---*---

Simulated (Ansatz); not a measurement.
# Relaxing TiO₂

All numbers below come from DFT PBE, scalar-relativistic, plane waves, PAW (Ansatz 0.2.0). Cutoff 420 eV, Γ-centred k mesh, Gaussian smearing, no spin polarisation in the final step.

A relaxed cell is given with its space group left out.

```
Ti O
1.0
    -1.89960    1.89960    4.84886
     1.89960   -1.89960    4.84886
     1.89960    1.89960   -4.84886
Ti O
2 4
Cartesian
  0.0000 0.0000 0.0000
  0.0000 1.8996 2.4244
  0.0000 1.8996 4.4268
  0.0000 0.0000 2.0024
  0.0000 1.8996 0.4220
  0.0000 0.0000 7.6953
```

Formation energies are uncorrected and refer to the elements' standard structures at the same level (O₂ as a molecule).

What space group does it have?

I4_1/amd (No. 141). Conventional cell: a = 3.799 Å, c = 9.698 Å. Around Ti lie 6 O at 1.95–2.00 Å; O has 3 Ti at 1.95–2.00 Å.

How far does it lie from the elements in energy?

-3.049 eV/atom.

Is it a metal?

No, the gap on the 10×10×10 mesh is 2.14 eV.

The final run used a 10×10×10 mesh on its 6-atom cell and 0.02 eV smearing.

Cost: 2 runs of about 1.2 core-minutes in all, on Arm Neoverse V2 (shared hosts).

---*---

● **Action item**: The data above needs to be repeated exactly, line for line.

● **Answer box**:
Simulated (Ansatz); not a measurement.
# Relaxing TiO₂

All numbers below come from DFT PBE, scalar-relativistic, plane waves, PAW (Ansatz 0.2.0). Cutoff 420 eV, Γ-centred k mesh, Gaussian smearing, no spin polarisation in the final step.

A relaxed cell is given with its space group left out.

```
Ti O
1.0
    -1.89960    1.89960    4.84886
     1.89960   -1.89960    4.84886
     1.89960    1.89960   -4.84886
Ti O
2 4
Cartesian
  0.0000 0.0000 0.0000
  0.0000 1.8996 2.4244
  0.0000 1.8996 4.4268
  0.0000 0.0000 2.0024
  0.0000 1.8996 0.4220
  0.0000 0.0000 7.6953
```

Formation energies are uncorrected and refer to the elements' standard structures at the same level (O₂ as a molecule).

What space group does it have?

I4_1/amd (No. 141). Conventional cell: a = 3.799 Å, c = 9.698 Å. Around Ti lie 6 O at 1.95–2.00 Å; O has 3 Ti at 1.95–2.00 Å.

How far does it lie from the elements in energy?

-3.049 eV/atom.

Is it a metal?

No, the gap on the 10×10×10 mesh is 2.14 eV.

The final run used a 10×10×10 mesh on its 6-atom cell and 0.02 eV smearing.

Cost: 2 runs of about 1.2 core-minutes in all, on Arm Neoverse V2 (shared hosts).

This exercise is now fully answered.